ASSIGNMENT: Will you transcribe the entries that follow, exactly and in full?

MATERIAL PROVIDED:
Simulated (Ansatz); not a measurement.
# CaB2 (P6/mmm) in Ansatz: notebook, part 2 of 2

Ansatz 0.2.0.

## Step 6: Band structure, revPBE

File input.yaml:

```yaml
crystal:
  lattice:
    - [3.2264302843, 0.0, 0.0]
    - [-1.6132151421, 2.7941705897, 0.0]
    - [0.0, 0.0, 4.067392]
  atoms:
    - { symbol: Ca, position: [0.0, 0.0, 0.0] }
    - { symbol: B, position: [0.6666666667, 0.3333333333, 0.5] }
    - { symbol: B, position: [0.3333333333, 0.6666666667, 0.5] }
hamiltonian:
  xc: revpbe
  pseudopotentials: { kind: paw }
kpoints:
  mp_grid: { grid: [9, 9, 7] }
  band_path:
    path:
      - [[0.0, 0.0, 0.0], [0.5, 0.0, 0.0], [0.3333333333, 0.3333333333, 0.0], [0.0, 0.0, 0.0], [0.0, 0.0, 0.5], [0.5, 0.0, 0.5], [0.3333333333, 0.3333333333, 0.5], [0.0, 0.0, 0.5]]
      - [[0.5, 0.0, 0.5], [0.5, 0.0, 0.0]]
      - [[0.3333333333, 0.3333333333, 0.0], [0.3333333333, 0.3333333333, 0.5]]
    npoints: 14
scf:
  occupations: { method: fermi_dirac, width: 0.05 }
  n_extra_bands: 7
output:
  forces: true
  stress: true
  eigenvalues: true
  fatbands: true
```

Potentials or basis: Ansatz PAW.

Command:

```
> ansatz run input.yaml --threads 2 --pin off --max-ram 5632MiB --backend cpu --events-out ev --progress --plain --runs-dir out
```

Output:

EXERCISE RESULT:
Simulated (Ansatz); not a measurement.
# CaB2 (P6/mmm) in Ansatz: notebook, part 2 of 2

Ansatz 0.2.0.

## Step 6: Band structure, revPBE

File input.yaml:

```yaml
crystal:
  lattice:
    - [3.2264302843, 0.0, 0.0]
    - [-1.6132151421, 2.7941705897, 0.0]
    - [0.0, 0.0, 4.067392]
  atoms:
    - { symbol: Ca, position: [0.0, 0.0, 0.0] }
    - { symbol: B, position: [0.6666666667, 0.3333333333, 0.5] }
    - { symbol: B, position: [0.3333333333, 0.6666666667, 0.5] }
hamiltonian:
  xc: revpbe
  pseudopotentials: { kind: paw }
kpoints:
  mp_grid: { grid: [9, 9, 7] }
  band_path:
    path:
      - [[0.0, 0.0, 0.0], [0.5, 0.0, 0.0], [0.3333333333, 0.3333333333, 0.0], [0.0, 0.0, 0.0], [0.0, 0.0, 0.5], [0.5, 0.0, 0.5], [0.3333333333, 0.3333333333, 0.5], [0.0, 0.0, 0.5]]
      - [[0.5, 0.0, 0.5], [0.5, 0.0, 0.0]]
      - [[0.3333333333, 0.3333333333, 0.0], [0.3333333333, 0.3333333333, 0.5]]
    npoints: 14
scf:
  occupations: { method: fermi_dirac, width: 0.05 }
  n_extra_bands: 7
output:
  forces: true
  stress: true
  eigenvalues: true
  fatbands: true
```

Potentials or basis: Ansatz PAW.

Command:

```
> ansatz run input.yaml --threads 2 --pin off --max-ram 5632MiB --backend cpu --events-out ev --progress --plain --runs-dir out
```

Output:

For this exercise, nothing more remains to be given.